WORK ITEM >> When you reach the line containing "The energy (σ→0)", include it and stop; until then, return each line of the material exactly, starting with the first.

RECORDS PROVIDED >>
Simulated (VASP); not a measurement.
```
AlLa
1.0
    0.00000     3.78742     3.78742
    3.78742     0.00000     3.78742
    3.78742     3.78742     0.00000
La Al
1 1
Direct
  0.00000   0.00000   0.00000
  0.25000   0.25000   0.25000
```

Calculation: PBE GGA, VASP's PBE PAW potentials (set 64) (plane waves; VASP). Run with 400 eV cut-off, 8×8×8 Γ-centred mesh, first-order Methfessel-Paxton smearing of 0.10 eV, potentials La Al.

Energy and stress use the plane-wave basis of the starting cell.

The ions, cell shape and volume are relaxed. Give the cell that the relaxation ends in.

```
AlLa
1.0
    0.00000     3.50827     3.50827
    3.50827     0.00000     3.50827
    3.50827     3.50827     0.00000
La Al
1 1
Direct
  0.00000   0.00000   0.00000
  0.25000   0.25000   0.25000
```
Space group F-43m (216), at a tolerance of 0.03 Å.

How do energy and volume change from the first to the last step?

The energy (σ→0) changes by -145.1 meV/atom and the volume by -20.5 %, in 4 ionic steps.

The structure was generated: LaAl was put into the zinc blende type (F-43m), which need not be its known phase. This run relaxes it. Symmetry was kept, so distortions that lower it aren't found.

EXERCISE SOLUTION >>
Simulated (VASP); not a measurement.
```
AlLa
1.0
    0.00000     3.78742     3.78742
    3.78742     0.00000     3.78742
    3.78742     3.78742     0.00000
La Al
1 1
Direct
  0.00000   0.00000   0.00000
  0.25000   0.25000   0.25000
```

Calculation: PBE GGA, VASP's PBE PAW potentials (set 64) (plane waves; VASP). Run with 400 eV cut-off, 8×8×8 Γ-centred mesh, first-order Methfessel-Paxton smearing of 0.10 eV, potentials La Al.

Energy and stress use the plane-wave basis of the starting cell.

The ions, cell shape and volume are relaxed. Give the cell that the relaxation ends in.

```
AlLa
1.0
    0.00000     3.50827     3.50827
    3.50827     0.00000     3.50827
    3.50827     3.50827     0.00000
La Al
1 1
Direct
  0.00000   0.00000   0.00000
  0.25000   0.25000   0.25000
```
Space group F-43m (216), at a tolerance of 0.03 Å.

How do energy and volume change from the first to the last step?

The energy (σ→0) changes by -145.1 meV/atom and the volume by -20.5 %, in 4 ionic steps.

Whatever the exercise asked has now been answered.